※ ※ ※
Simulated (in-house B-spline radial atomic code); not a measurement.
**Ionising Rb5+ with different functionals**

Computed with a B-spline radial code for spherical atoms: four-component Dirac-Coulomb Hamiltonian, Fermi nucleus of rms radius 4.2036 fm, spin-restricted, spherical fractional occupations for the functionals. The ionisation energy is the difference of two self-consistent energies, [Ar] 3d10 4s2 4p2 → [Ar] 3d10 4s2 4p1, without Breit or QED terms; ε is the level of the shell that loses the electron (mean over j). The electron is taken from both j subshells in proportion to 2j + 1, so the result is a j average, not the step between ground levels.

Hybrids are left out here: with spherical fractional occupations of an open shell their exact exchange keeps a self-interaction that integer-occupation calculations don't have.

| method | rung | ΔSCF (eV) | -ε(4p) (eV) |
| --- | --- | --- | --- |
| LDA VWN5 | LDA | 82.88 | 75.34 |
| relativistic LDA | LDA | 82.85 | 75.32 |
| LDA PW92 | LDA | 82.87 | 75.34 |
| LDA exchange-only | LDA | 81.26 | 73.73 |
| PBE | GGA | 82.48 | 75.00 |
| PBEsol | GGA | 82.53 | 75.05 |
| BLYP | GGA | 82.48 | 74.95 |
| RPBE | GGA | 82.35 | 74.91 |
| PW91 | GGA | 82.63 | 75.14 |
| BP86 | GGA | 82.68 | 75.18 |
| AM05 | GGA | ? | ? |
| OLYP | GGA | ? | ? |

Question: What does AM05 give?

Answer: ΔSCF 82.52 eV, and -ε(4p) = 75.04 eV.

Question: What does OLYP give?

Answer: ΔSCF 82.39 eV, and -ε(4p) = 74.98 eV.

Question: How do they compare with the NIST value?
※ ※ ※

# Assignment:
Return the listing above in its exact form.

# Task response:
Simulated (in-house B-spline radial atomic code); not a measurement.
**Ionising Rb5+ with different functionals**

Computed with a B-spline radial code for spherical atoms: four-component Dirac-Coulomb Hamiltonian, Fermi nucleus of rms radius 4.2036 fm, spin-restricted, spherical fractional occupations for the functionals. The ionisation energy is the difference of two self-consistent energies, [Ar] 3d10 4s2 4p2 → [Ar] 3d10 4s2 4p1, without Breit or QED terms; ε is the level of the shell that loses the electron (mean over j). The electron is taken from both j subshells in proportion to 2j + 1, so the result is a j average, not the step between ground levels.

Hybrids are left out here: with spherical fractional occupations of an open shell their exact exchange keeps a self-interaction that integer-occupation calculations don't have.

| method | rung | ΔSCF (eV) | -ε(4p) (eV) |
| --- | --- | --- | --- |
| LDA VWN5 | LDA | 82.88 | 75.34 |
| relativistic LDA | LDA | 82.85 | 75.32 |
| LDA PW92 | LDA | 82.87 | 75.34 |
| LDA exchange-only | LDA | 81.26 | 73.73 |
| PBE | GGA | 82.48 | 75.00 |
| PBEsol | GGA | 82.53 | 75.05 |
| BLYP | GGA | 82.48 | 74.95 |
| RPBE | GGA | 82.35 | 74.91 |
| PW91 | GGA | 82.63 | 75.14 |
| BP86 | GGA | 82.68 | 75.18 |
| AM05 | GGA | ? | ? |
| OLYP | GGA | ? | ? |

Question: What does AM05 give?

Answer: ΔSCF 82.52 eV, and -ε(4p) = 75.04 eV.

Question: What does OLYP give?

Answer: ΔSCF 82.39 eV, and -ε(4p) = 74.98 eV.

Question: How do they compare with the NIST value?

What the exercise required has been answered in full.